- **Work order**:
Write out exactly the first lines of the listing, ending on the line that contains "the numbered atoms.".

- **Given records**:
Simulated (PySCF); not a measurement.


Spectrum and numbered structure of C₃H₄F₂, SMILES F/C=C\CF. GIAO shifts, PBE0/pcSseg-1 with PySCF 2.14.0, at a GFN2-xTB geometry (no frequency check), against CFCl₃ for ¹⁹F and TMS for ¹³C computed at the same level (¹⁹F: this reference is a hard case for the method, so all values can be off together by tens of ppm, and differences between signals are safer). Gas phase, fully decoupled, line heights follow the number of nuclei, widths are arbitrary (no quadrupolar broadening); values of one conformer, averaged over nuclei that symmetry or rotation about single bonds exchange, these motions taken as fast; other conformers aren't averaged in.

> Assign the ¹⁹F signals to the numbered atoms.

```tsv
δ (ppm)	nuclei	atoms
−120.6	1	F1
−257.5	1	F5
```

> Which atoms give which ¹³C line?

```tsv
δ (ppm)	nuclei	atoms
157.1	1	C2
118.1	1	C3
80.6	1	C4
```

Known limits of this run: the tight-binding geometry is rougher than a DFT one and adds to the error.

- **Exercise answer**:
Simulated (PySCF); not a measurement.


Spectrum and numbered structure of C₃H₄F₂, SMILES F/C=C\CF. GIAO shifts, PBE0/pcSseg-1 with PySCF 2.14.0, at a GFN2-xTB geometry (no frequency check), against CFCl₃ for ¹⁹F and TMS for ¹³C computed at the same level (¹⁹F: this reference is a hard case for the method, so all values can be off together by tens of ppm, and differences between signals are safer). Gas phase, fully decoupled, line heights follow the number of nuclei, widths are arbitrary (no quadrupolar broadening); values of one conformer, averaged over nuclei that symmetry or rotation about single bonds exchange, these motions taken as fast; other conformers aren't averaged in.

> Assign the ¹⁹F signals to the numbered atoms.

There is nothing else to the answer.